_Source information_:

⁂

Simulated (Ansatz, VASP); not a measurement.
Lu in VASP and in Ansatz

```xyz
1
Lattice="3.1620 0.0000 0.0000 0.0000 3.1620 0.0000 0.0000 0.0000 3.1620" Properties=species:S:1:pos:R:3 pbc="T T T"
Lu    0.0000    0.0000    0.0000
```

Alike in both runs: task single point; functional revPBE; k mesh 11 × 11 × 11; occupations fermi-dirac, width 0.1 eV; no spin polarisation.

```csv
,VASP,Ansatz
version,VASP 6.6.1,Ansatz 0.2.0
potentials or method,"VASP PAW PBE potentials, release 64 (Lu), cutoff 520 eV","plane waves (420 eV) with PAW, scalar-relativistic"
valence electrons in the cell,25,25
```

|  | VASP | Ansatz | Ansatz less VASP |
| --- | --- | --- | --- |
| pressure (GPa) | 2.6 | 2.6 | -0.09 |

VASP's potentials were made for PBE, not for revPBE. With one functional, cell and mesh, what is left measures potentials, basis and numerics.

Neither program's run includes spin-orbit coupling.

⁂

_Assigned task_:
Quote, word for word, every line from the top of the entries through the line that holds "VASP's potentials were".

_Exercise output_:
Simulated (Ansatz, VASP); not a measurement.
Lu in VASP and in Ansatz

```xyz
1
Lattice="3.1620 0.0000 0.0000 0.0000 3.1620 0.0000 0.0000 0.0000 3.1620" Properties=species:S:1:pos:R:3 pbc="T T T"
Lu    0.0000    0.0000    0.0000
```

Alike in both runs: task single point; functional revPBE; k mesh 11 × 11 × 11; occupations fermi-dirac, width 0.1 eV; no spin polarisation.

```csv
,VASP,Ansatz
version,VASP 6.6.1,Ansatz 0.2.0
potentials or method,"VASP PAW PBE potentials, release 64 (Lu), cutoff 520 eV","plane waves (420 eV) with PAW, scalar-relativistic"
valence electrons in the cell,25,25
```

|  | VASP | Ansatz | Ansatz less VASP |
| --- | --- | --- | --- |
| pressure (GPa) | 2.6 | 2.6 | -0.09 |

VASP's potentials were made for PBE, not for revPBE. With one functional, cell and mesh, what is left measures potentials, basis and numerics.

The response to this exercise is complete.